#### Record excerpts
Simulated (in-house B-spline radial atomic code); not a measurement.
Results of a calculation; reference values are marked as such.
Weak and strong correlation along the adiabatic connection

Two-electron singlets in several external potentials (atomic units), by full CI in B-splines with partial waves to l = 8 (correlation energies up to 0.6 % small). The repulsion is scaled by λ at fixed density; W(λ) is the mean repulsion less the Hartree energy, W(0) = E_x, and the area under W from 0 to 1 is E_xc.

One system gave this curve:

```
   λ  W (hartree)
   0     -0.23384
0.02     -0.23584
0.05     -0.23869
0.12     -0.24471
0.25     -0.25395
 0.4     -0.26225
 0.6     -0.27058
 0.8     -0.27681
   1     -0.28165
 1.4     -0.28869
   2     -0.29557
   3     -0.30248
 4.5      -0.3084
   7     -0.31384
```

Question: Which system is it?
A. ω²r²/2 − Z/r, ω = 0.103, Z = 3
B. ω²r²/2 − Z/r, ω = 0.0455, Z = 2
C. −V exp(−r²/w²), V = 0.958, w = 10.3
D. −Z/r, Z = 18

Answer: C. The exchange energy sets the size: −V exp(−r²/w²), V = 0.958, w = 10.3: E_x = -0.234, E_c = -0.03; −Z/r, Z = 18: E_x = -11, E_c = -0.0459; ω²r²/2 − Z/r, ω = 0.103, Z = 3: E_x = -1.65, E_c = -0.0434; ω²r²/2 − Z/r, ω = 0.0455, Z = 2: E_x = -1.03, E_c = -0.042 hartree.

#### Assigned task
Only the lines from the beginning of the entries through the line bearing "Weak and strong" should be returned, each exactly as written.

#### Written answer
Simulated (in-house B-spline radial atomic code); not a measurement.
Results of a calculation; reference values are marked as such.
Weak and strong correlation along the adiabatic connection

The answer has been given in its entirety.